__EXERCISE__:
Write out every line exactly, from the first line of the records below through the line that contains "References as given".

'''

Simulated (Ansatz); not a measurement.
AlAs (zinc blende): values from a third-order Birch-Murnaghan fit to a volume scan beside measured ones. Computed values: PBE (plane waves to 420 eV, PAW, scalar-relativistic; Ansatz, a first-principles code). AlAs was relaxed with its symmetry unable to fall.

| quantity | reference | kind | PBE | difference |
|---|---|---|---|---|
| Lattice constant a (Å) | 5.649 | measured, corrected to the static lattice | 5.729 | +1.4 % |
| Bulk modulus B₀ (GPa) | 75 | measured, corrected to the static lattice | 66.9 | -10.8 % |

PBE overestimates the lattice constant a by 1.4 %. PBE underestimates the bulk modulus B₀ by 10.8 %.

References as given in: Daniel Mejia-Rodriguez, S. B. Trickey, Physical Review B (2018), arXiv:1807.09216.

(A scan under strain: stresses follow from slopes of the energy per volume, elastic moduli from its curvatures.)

'''

__WORKED SOLUTION__:
Simulated (Ansatz); not a measurement.
AlAs (zinc blende): values from a third-order Birch-Murnaghan fit to a volume scan beside measured ones. Computed values: PBE (plane waves to 420 eV, PAW, scalar-relativistic; Ansatz, a first-principles code). AlAs was relaxed with its symmetry unable to fall.

| quantity | reference | kind | PBE | difference |
|---|---|---|---|---|
| Lattice constant a (Å) | 5.649 | measured, corrected to the static lattice | 5.729 | +1.4 % |
| Bulk modulus B₀ (GPa) | 75 | measured, corrected to the static lattice | 66.9 | -10.8 % |

PBE overestimates the lattice constant a by 1.4 %. PBE underestimates the bulk modulus B₀ by 10.8 %.

References as given in: Daniel Mejia-Rodriguez, S. B. Trickey, Physical Review B (2018), arXiv:1807.09216.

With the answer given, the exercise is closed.